> REQUIRED ACTION: Beginning with the first line, transcribe the entries below exactly through the line containing "Q: Fit an equation", inclusive.

------------------------

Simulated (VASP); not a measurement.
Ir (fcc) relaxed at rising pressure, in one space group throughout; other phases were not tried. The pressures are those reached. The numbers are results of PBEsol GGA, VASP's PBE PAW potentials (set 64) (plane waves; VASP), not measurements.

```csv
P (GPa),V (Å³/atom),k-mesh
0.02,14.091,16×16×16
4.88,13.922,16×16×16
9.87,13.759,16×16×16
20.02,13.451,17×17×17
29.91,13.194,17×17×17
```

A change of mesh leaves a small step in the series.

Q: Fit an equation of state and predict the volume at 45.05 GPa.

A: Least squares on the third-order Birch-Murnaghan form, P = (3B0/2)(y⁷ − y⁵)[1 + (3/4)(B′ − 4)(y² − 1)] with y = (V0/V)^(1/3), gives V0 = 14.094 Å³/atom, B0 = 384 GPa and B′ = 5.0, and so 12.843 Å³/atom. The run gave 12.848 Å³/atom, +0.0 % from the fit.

------------------------

> SOLUTION:
Simulated (VASP); not a measurement.
Ir (fcc) relaxed at rising pressure, in one space group throughout; other phases were not tried. The pressures are those reached. The numbers are results of PBEsol GGA, VASP's PBE PAW potentials (set 64) (plane waves; VASP), not measurements.

```csv
P (GPa),V (Å³/atom),k-mesh
0.02,14.091,16×16×16
4.88,13.922,16×16×16
9.87,13.759,16×16×16
20.02,13.451,17×17×17
29.91,13.194,17×17×17
```

A change of mesh leaves a small step in the series.

Q: Fit an equation of state and predict the volume at 45.05 GPa.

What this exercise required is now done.